_Data to examine_:
╭──
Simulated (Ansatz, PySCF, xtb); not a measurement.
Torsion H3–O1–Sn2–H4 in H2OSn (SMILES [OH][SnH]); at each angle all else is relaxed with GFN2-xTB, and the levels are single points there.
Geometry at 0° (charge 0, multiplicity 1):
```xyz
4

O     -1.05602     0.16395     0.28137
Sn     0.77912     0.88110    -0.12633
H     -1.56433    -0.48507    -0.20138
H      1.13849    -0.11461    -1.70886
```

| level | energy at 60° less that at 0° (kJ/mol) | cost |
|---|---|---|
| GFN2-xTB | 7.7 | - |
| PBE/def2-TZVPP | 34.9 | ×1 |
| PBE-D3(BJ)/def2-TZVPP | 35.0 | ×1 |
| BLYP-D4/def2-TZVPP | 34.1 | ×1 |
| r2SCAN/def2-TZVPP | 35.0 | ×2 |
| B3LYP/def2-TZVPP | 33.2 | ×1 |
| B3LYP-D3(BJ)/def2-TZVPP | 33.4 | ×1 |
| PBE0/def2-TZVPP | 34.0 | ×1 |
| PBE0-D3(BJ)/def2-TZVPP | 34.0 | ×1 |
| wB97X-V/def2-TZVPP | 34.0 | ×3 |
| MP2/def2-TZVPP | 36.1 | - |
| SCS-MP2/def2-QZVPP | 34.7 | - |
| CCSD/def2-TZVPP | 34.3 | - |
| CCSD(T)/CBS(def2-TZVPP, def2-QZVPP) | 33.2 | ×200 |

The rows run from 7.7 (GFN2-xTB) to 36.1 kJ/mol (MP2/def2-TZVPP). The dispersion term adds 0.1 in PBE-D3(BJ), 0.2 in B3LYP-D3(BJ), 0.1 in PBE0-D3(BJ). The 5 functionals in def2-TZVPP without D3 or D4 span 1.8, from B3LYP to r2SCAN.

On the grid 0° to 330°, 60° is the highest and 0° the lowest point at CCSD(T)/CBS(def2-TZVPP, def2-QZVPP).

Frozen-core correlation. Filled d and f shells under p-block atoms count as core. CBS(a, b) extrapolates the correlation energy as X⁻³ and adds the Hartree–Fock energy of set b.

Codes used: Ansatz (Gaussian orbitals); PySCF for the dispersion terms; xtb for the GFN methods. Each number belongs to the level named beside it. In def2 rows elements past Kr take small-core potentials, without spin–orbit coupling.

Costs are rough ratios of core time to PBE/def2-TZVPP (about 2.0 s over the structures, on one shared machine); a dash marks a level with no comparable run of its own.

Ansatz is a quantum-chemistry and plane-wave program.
╰──

_Assignment_: Restate word for word the entries above, starting at the line with "wB97X-V/def2-TZVPP | 34.0 | ×3 |" and ending at the line with "33.2 | ×200 |", inclusive, and no others.

_Response_:
| wB97X-V/def2-TZVPP | 34.0 | ×3 |
| MP2/def2-TZVPP | 36.1 | - |
| SCS-MP2/def2-QZVPP | 34.7 | - |
| CCSD/def2-TZVPP | 34.3 | - |
| CCSD(T)/CBS(def2-TZVPP, def2-QZVPP) | 33.2 | ×200 |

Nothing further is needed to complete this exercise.